* [EXERCISE]: All lines up to and including the one that contains "release 64 (Cd, S)" are to be transcribed exactly, starting from the first line of the records.

* [DATASET]:
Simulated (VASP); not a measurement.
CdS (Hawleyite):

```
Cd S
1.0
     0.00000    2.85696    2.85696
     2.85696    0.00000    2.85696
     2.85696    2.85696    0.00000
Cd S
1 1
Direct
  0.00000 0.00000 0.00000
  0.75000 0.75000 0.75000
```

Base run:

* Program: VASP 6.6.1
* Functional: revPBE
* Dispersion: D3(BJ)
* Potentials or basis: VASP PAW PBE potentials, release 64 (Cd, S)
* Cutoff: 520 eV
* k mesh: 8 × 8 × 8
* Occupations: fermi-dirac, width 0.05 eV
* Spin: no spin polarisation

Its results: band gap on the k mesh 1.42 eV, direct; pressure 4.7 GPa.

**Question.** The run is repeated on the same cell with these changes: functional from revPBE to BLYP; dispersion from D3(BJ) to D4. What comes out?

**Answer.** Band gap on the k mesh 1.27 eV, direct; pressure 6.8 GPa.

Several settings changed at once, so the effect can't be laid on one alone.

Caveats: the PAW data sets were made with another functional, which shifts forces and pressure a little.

* [YOUR SOLUTION]:
Simulated (VASP); not a measurement.
CdS (Hawleyite):

```
Cd S
1.0
     0.00000    2.85696    2.85696
     2.85696    0.00000    2.85696
     2.85696    2.85696    0.00000
Cd S
1 1
Direct
  0.00000 0.00000 0.00000
  0.75000 0.75000 0.75000
```

Base run:

* Program: VASP 6.6.1
* Functional: revPBE
* Dispersion: D3(BJ)
* Potentials or basis: VASP PAW PBE potentials, release 64 (Cd, S)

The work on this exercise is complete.